■ **Required action**
Set down word for word each line from the start of the listing through the line that contains "Card S (geometry", both included.

■ **Provided information**
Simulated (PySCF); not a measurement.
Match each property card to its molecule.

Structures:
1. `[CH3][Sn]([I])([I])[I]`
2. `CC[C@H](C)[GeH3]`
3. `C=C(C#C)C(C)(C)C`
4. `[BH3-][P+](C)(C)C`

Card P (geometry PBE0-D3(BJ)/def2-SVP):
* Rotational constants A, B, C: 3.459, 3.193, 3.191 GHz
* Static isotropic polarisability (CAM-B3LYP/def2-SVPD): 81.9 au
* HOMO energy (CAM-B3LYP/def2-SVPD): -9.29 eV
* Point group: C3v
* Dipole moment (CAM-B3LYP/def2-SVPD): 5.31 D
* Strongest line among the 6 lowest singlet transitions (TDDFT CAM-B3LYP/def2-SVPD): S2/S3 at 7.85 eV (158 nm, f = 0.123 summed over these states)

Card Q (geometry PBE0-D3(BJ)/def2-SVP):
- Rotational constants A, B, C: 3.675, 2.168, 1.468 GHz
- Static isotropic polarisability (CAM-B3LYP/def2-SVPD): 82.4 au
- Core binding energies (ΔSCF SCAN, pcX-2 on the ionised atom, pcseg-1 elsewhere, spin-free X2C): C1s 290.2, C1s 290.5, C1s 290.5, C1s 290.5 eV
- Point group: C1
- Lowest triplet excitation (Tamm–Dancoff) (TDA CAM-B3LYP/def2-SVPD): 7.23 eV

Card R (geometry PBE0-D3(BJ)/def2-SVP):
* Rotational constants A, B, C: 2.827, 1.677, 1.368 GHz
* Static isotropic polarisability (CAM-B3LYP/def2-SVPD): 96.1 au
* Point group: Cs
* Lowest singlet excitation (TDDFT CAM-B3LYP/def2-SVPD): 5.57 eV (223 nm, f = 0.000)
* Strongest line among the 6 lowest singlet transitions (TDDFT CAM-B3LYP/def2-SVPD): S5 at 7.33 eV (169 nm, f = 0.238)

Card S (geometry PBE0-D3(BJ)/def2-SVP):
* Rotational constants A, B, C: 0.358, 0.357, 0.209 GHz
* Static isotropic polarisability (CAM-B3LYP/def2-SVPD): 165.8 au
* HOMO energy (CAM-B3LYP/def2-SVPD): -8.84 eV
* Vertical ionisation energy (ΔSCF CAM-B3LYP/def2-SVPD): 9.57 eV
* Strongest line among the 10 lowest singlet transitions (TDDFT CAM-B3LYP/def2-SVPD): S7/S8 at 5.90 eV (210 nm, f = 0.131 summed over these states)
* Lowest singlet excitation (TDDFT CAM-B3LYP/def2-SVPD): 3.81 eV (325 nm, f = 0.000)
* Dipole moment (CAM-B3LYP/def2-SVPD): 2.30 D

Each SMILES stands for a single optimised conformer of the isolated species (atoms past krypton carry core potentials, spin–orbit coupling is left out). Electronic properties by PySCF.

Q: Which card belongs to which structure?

■ **Answer section**
Simulated (PySCF); not a measurement.
Match each property card to its molecule.

Structures:
1. `[CH3][Sn]([I])([I])[I]`
2. `CC[C@H](C)[GeH3]`
3. `C=C(C#C)C(C)(C)C`
4. `[BH3-][P+](C)(C)C`

Card P (geometry PBE0-D3(BJ)/def2-SVP):
* Rotational constants A, B, C: 3.459, 3.193, 3.191 GHz
* Static isotropic polarisability (CAM-B3LYP/def2-SVPD): 81.9 au
* HOMO energy (CAM-B3LYP/def2-SVPD): -9.29 eV
* Point group: C3v
* Dipole moment (CAM-B3LYP/def2-SVPD): 5.31 D
* Strongest line among the 6 lowest singlet transitions (TDDFT CAM-B3LYP/def2-SVPD): S2/S3 at 7.85 eV (158 nm, f = 0.123 summed over these states)

Card Q (geometry PBE0-D3(BJ)/def2-SVP):
- Rotational constants A, B, C: 3.675, 2.168, 1.468 GHz
- Static isotropic polarisability (CAM-B3LYP/def2-SVPD): 82.4 au
- Core binding energies (ΔSCF SCAN, pcX-2 on the ionised atom, pcseg-1 elsewhere, spin-free X2C): C1s 290.2, C1s 290.5, C1s 290.5, C1s 290.5 eV
- Point group: C1
- Lowest triplet excitation (Tamm–Dancoff) (TDA CAM-B3LYP/def2-SVPD): 7.23 eV

Card R (geometry PBE0-D3(BJ)/def2-SVP):
* Rotational constants A, B, C: 2.827, 1.677, 1.368 GHz
* Static isotropic polarisability (CAM-B3LYP/def2-SVPD): 96.1 au
* Point group: Cs
* Lowest singlet excitation (TDDFT CAM-B3LYP/def2-SVPD): 5.57 eV (223 nm, f = 0.000)
* Strongest line among the 6 lowest singlet transitions (TDDFT CAM-B3LYP/def2-SVPD): S5 at 7.33 eV (169 nm, f = 0.238)

Card S (geometry PBE0-D3(BJ)/def2-SVP):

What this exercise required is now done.